+++ Extracted data +++

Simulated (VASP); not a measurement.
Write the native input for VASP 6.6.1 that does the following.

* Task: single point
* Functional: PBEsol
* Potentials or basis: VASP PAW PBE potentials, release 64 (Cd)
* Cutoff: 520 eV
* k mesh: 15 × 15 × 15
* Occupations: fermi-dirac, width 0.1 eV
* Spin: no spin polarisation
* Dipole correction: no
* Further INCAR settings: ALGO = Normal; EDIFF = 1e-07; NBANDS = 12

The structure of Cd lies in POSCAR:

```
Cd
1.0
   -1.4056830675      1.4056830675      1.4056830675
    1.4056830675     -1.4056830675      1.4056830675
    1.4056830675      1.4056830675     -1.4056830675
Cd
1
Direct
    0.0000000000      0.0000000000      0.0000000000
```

+++

== Work request ==
Every entry above should be transcribed exactly as it appears.

== Task solution ==
Simulated (VASP); not a measurement.
Write the native input for VASP 6.6.1 that does the following.

* Task: single point
* Functional: PBEsol
* Potentials or basis: VASP PAW PBE potentials, release 64 (Cd)
* Cutoff: 520 eV
* k mesh: 15 × 15 × 15
* Occupations: fermi-dirac, width 0.1 eV
* Spin: no spin polarisation
* Dipole correction: no
* Further INCAR settings: ALGO = Normal; EDIFF = 1e-07; NBANDS = 12

The structure of Cd lies in POSCAR:

```
Cd
1.0
   -1.4056830675      1.4056830675      1.4056830675
    1.4056830675     -1.4056830675      1.4056830675
    1.4056830675      1.4056830675     -1.4056830675
Cd
1
Direct
    0.0000000000      0.0000000000      0.0000000000
```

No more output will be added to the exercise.